REQUIREMENT
Reproduce the records exactly, beginning with their first line and ending with the line that contains "### 2 Relaxation of the atoms, PBE", and output nothing more.

*** Begin section ***

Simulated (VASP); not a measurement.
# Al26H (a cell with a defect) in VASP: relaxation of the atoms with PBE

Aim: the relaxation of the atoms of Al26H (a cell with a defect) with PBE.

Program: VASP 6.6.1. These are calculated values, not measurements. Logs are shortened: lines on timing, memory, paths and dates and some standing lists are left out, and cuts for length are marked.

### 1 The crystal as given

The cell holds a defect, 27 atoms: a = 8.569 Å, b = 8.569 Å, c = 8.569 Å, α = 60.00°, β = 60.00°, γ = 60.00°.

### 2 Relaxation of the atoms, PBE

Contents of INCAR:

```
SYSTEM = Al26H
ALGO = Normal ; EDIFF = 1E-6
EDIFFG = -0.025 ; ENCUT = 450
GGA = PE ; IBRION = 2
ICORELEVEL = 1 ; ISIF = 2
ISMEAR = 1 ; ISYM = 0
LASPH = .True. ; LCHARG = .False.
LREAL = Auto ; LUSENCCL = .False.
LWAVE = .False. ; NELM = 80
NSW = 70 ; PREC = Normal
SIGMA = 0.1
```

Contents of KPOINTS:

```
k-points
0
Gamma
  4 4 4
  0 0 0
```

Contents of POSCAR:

*** End section ***

ANSWER SPACE
Simulated (VASP); not a measurement.
# Al26H (a cell with a defect) in VASP: relaxation of the atoms with PBE

Aim: the relaxation of the atoms of Al26H (a cell with a defect) with PBE.

Program: VASP 6.6.1. These are calculated values, not measurements. Logs are shortened: lines on timing, memory, paths and dates and some standing lists are left out, and cuts for length are marked.

### 1 The crystal as given

The cell holds a defect, 27 atoms: a = 8.569 Å, b = 8.569 Å, c = 8.569 Å, α = 60.00°, β = 60.00°, γ = 60.00°.

### 2 Relaxation of the atoms, PBE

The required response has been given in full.